* **Data excerpts**:
━━━━━━━━━━━━━━━━━━━━━━━━━━━━━━

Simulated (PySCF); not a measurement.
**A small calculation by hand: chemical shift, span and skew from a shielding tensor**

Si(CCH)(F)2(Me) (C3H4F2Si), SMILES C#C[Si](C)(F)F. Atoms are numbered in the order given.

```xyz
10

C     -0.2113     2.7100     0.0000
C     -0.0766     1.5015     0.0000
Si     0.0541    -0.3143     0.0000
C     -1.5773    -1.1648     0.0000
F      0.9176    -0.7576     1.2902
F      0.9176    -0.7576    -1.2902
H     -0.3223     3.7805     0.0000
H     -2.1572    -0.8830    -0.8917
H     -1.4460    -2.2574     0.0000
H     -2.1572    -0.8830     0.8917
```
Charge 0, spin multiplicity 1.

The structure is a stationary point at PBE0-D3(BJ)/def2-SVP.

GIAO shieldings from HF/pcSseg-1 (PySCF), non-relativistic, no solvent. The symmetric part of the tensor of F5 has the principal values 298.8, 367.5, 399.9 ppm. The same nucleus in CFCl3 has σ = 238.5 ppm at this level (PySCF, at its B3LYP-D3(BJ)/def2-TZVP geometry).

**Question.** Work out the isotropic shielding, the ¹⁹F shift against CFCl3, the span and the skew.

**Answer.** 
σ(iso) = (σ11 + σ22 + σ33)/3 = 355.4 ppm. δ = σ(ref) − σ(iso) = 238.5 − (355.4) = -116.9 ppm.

━━━━━━━━━━━━━━━━━━━━━━━━━━━━━━

* **Action item**: Write out an exact copy of every record shown above.

* **Task response**:
Simulated (PySCF); not a measurement.
**A small calculation by hand: chemical shift, span and skew from a shielding tensor**

Si(CCH)(F)2(Me) (C3H4F2Si), SMILES C#C[Si](C)(F)F. Atoms are numbered in the order given.

```xyz
10

C     -0.2113     2.7100     0.0000
C     -0.0766     1.5015     0.0000
Si     0.0541    -0.3143     0.0000
C     -1.5773    -1.1648     0.0000
F      0.9176    -0.7576     1.2902
F      0.9176    -0.7576    -1.2902
H     -0.3223     3.7805     0.0000
H     -2.1572    -0.8830    -0.8917
H     -1.4460    -2.2574     0.0000
H     -2.1572    -0.8830     0.8917
```
Charge 0, spin multiplicity 1.

The structure is a stationary point at PBE0-D3(BJ)/def2-SVP.

GIAO shieldings from HF/pcSseg-1 (PySCF), non-relativistic, no solvent. The symmetric part of the tensor of F5 has the principal values 298.8, 367.5, 399.9 ppm. The same nucleus in CFCl3 has σ = 238.5 ppm at this level (PySCF, at its B3LYP-D3(BJ)/def2-TZVP geometry).

**Question.** Work out the isotropic shielding, the ¹⁹F shift against CFCl3, the span and the skew.

**Answer.** 
σ(iso) = (σ11 + σ22 + σ33)/3 = 355.4 ppm. δ = σ(ref) − σ(iso) = 238.5 − (355.4) = -116.9 ppm.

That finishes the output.